The entries below contain a line with "B. level LDA;" and a line with "C. level PBE;". Retype exactly everything from the first down to the second, both included, and nothing else.

○ ○ ○ ○ ○ ○ ○
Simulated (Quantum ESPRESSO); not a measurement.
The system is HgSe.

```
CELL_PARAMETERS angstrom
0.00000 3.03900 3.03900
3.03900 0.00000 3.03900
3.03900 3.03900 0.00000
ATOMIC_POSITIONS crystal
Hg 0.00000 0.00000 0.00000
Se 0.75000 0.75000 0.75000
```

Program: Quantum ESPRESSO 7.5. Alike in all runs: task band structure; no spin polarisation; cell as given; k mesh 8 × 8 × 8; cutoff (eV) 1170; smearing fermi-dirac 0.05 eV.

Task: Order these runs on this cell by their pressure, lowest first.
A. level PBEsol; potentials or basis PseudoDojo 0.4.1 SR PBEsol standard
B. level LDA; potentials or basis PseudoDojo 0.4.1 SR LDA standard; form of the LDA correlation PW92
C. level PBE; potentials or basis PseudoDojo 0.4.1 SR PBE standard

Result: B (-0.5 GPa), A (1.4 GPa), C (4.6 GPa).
○ ○ ○ ○ ○ ○ ○

**REPLY:**
B. level LDA; potentials or basis PseudoDojo 0.4.1 SR LDA standard; form of the LDA correlation PW92
C. level PBE; potentials or basis PseudoDojo 0.4.1 SR PBE standard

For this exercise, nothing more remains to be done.